RAW DATA:
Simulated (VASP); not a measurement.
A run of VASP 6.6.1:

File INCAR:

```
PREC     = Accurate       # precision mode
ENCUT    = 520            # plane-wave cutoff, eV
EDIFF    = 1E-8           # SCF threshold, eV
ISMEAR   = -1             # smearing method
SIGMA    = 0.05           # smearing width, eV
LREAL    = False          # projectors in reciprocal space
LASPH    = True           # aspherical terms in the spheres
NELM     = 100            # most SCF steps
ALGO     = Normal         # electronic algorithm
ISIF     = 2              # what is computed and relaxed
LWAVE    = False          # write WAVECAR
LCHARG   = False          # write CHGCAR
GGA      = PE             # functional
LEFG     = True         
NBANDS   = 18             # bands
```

REQUIREMENT:
Exactly as they appear above, set down all of the records once more.

ANSWER AREA:
Simulated (VASP); not a measurement.
A run of VASP 6.6.1:

File INCAR:

```
PREC     = Accurate       # precision mode
ENCUT    = 520            # plane-wave cutoff, eV
EDIFF    = 1E-8           # SCF threshold, eV
ISMEAR   = -1             # smearing method
SIGMA    = 0.05           # smearing width, eV
LREAL    = False          # projectors in reciprocal space
LASPH    = True           # aspherical terms in the spheres
NELM     = 100            # most SCF steps
ALGO     = Normal         # electronic algorithm
ISIF     = 2              # what is computed and relaxed
LWAVE    = False          # write WAVECAR
LCHARG   = False          # write CHGCAR
GGA      = PE             # functional
LEFG     = True         
NBANDS   = 18             # bands
```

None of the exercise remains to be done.